==*==
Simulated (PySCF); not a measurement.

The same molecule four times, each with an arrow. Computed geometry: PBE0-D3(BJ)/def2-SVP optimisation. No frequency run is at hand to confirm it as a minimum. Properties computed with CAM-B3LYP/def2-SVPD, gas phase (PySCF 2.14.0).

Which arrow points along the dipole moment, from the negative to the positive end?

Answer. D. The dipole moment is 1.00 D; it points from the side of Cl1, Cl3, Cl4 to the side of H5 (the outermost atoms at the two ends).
==*==

Could you transcribe all of the entries exactly, leaving nothing out?

### Written solution
Simulated (PySCF); not a measurement.

The same molecule four times, each with an arrow. Computed geometry: PBE0-D3(BJ)/def2-SVP optimisation. No frequency run is at hand to confirm it as a minimum. Properties computed with CAM-B3LYP/def2-SVPD, gas phase (PySCF 2.14.0).

Which arrow points along the dipole moment, from the negative to the positive end?

Answer. D. The dipole moment is 1.00 D; it points from the side of Cl1, Cl3, Cl4 to the side of H5 (the outermost atoms at the two ends).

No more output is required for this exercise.